• Activity: Take the lines from the beginning of the data below through the line holding "## (1) Set-up" and return exactly those.

• Provided material:
========================================================================
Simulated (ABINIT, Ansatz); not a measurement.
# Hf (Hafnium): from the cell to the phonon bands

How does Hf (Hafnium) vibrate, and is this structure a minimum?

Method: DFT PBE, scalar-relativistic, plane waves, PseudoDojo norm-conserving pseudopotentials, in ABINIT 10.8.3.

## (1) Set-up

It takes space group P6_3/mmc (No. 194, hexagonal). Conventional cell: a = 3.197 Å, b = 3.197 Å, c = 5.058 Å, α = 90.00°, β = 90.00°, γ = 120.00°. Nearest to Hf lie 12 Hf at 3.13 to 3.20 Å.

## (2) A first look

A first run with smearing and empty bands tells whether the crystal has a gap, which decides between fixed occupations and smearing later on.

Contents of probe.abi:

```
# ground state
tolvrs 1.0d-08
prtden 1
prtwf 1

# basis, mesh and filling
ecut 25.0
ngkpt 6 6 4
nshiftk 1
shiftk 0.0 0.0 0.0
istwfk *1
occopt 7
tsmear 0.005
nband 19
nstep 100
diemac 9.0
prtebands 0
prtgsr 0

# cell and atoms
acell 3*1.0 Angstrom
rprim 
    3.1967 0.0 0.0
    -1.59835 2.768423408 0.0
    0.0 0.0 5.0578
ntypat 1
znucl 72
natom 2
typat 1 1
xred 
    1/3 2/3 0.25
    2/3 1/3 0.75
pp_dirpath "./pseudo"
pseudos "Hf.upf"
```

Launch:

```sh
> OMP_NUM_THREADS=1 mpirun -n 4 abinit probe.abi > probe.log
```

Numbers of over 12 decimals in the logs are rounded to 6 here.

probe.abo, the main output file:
========================================================================

• Written solution:
Simulated (ABINIT, Ansatz); not a measurement.
# Hf (Hafnium): from the cell to the phonon bands

How does Hf (Hafnium) vibrate, and is this structure a minimum?

Method: DFT PBE, scalar-relativistic, plane waves, PseudoDojo norm-conserving pseudopotentials, in ABINIT 10.8.3.

## (1) Set-up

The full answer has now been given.